[Work request]: A faithful copy of the entire listing is what is needed.

***
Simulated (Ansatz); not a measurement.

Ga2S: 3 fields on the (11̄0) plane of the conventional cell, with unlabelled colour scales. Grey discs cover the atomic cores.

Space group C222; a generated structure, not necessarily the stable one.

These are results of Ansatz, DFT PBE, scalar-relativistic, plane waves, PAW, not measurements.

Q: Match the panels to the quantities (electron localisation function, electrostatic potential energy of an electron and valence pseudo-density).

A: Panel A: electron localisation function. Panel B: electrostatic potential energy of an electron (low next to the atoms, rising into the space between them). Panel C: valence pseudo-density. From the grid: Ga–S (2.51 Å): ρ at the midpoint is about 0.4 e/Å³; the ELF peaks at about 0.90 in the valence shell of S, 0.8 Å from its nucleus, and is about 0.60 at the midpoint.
***

[Worked solution]:
Simulated (Ansatz); not a measurement.

Ga2S: 3 fields on the (11̄0) plane of the conventional cell, with unlabelled colour scales. Grey discs cover the atomic cores.

Space group C222; a generated structure, not necessarily the stable one.

These are results of Ansatz, DFT PBE, scalar-relativistic, plane waves, PAW, not measurements.

Q: Match the panels to the quantities (electron localisation function, electrostatic potential energy of an electron and valence pseudo-density).

A: Panel A: electron localisation function. Panel B: electrostatic potential energy of an electron (low next to the atoms, rising into the space between them). Panel C: valence pseudo-density. From the grid: Ga–S (2.51 Å): ρ at the midpoint is about 0.4 e/Å³; the ELF peaks at about 0.90 in the valence shell of S, 0.8 Å from its nucleus, and is about 0.60 at the midpoint.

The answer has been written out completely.